★ ★ ★ ★ ★ ★ ★

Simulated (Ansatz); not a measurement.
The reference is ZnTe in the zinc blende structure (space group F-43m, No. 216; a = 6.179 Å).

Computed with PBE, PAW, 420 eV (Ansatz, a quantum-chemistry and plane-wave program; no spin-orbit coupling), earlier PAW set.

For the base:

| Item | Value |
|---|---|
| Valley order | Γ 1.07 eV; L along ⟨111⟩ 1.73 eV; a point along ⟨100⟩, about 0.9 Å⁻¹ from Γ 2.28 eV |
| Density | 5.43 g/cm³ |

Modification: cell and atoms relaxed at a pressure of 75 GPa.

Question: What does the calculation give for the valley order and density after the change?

★ ★ ★ ★ ★ ★ ★

Activity
Give an exact transcription of the data shown above.

Expected answer
Simulated (Ansatz); not a measurement.
The reference is ZnTe in the zinc blende structure (space group F-43m, No. 216; a = 6.179 Å).

Computed with PBE, PAW, 420 eV (Ansatz, a quantum-chemistry and plane-wave program; no spin-orbit coupling), earlier PAW set.

For the base:

| Item | Value |
|---|---|
| Valley order | Γ 1.07 eV; L along ⟨111⟩ 1.73 eV; a point along ⟨100⟩, about 0.9 Å⁻¹ from Γ 2.28 eV |
| Density | 5.43 g/cm³ |

Modification: cell and atoms relaxed at a pressure of 75 GPa.

Question: What does the calculation give for the valley order and density after the change?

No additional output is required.